## Work task
Transcribe the full listing word for word, leaving nothing out.

## Supplied data
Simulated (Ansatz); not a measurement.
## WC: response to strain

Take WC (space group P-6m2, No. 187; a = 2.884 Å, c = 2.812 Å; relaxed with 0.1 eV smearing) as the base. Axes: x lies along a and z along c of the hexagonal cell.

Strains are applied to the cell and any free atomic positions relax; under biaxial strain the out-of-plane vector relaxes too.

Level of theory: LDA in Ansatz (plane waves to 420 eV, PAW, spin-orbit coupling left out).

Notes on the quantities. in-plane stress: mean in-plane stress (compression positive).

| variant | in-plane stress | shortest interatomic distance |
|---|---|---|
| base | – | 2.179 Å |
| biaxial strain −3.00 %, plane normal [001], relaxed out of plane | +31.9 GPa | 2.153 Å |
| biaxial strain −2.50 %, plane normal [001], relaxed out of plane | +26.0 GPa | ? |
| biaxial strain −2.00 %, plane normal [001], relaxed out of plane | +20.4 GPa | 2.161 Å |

## Task result
Simulated (Ansatz); not a measurement.
## WC: response to strain

Take WC (space group P-6m2, No. 187; a = 2.884 Å, c = 2.812 Å; relaxed with 0.1 eV smearing) as the base. Axes: x lies along a and z along c of the hexagonal cell.

Strains are applied to the cell and any free atomic positions relax; under biaxial strain the out-of-plane vector relaxes too.

Level of theory: LDA in Ansatz (plane waves to 420 eV, PAW, spin-orbit coupling left out).

Notes on the quantities. in-plane stress: mean in-plane stress (compression positive).

| variant | in-plane stress | shortest interatomic distance |
|---|---|---|
| base | – | 2.179 Å |
| biaxial strain −3.00 %, plane normal [001], relaxed out of plane | +31.9 GPa | 2.153 Å |
| biaxial strain −2.50 %, plane normal [001], relaxed out of plane | +26.0 GPa | ? |
| biaxial strain −2.00 %, plane normal [001], relaxed out of plane | +20.4 GPa | 2.161 Å |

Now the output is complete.